● Supplied data:
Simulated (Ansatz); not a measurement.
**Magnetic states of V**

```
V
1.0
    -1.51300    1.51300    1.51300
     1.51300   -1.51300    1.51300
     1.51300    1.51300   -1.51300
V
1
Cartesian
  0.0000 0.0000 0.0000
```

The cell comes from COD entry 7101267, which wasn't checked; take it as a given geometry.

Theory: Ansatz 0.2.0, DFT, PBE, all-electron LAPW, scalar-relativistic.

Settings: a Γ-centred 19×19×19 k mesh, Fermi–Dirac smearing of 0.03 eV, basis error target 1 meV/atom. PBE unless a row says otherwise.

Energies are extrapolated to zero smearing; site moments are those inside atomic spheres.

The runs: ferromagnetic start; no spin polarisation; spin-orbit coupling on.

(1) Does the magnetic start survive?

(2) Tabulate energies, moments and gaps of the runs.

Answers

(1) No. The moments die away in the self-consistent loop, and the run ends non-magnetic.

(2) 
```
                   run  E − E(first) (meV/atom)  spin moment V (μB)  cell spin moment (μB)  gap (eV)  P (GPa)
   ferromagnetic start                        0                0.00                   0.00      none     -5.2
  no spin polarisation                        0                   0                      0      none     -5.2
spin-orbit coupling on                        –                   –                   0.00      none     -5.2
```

● Task item:
Copy out, exactly and alone, the lines of the entries above between the ones holding "states of V**" and "Theory: Ansatz 0.2.0, DFT, PBE, all-electron", inclusive.

● Task answer:
**Magnetic states of V**

```
V
1.0
    -1.51300    1.51300    1.51300
     1.51300   -1.51300    1.51300
     1.51300    1.51300   -1.51300
V
1
Cartesian
  0.0000 0.0000 0.0000
```

The cell comes from COD entry 7101267, which wasn't checked; take it as a given geometry.

Theory: Ansatz 0.2.0, DFT, PBE, all-electron LAPW, scalar-relativistic.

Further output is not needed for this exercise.